— TASK ITEM —
Would you print all of the records below exactly, without skipping any?

— STUDY MATERIAL —
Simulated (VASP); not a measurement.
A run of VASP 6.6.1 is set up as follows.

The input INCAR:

— EXERCISE RESULT —
Simulated (VASP); not a measurement.
A run of VASP 6.6.1 is set up as follows.

The input INCAR:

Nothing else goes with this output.